## ASSIGNED TASK
Look below for the lines from the one with "How well do" to the one with "Ansatz 0.2.0; plane-wave", and copy exactly those lines, both ends included.

Start of EXTRACTED INFORMATION

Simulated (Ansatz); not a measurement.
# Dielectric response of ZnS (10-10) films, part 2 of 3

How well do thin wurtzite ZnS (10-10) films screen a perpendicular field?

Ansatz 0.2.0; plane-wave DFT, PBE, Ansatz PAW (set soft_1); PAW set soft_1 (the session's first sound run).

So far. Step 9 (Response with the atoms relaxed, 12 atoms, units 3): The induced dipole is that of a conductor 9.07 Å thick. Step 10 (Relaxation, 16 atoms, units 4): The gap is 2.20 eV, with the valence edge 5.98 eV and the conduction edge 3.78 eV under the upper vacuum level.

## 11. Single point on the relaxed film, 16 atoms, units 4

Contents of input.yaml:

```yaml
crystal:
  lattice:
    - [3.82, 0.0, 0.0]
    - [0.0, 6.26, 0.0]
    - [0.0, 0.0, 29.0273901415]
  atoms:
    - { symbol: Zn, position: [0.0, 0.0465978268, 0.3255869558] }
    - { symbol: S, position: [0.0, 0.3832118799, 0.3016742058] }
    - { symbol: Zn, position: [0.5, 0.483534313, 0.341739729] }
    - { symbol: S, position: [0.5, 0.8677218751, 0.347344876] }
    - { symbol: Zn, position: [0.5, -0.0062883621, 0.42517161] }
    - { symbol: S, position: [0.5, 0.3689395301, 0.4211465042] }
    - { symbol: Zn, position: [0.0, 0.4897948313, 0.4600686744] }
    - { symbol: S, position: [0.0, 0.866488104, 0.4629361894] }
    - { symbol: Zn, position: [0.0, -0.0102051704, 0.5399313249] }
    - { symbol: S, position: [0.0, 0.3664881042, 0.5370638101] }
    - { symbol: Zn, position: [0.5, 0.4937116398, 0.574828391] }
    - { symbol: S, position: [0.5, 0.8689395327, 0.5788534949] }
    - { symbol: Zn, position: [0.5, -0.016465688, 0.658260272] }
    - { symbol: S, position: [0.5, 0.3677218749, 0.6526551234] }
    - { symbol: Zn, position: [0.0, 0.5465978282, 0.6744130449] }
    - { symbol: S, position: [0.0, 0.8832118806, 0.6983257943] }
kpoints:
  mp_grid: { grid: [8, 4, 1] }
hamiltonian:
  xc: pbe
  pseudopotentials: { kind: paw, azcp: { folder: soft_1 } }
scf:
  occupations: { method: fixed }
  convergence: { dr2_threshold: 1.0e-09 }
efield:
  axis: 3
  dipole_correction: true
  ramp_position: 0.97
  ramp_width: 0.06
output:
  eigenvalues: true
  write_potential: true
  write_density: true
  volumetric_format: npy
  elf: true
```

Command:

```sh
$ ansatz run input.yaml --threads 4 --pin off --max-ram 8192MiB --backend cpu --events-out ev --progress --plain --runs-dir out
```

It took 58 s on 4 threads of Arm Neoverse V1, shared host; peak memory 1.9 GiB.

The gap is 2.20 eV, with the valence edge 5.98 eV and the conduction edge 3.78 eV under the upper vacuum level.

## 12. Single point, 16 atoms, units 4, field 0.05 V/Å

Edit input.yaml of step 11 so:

End of EXTRACTED INFORMATION

## EXPECTED ANSWER
How well do thin wurtzite ZnS (10-10) films screen a perpendicular field?

Ansatz 0.2.0; plane-wave DFT, PBE, Ansatz PAW (set soft_1); PAW set soft_1 (the session's first sound run).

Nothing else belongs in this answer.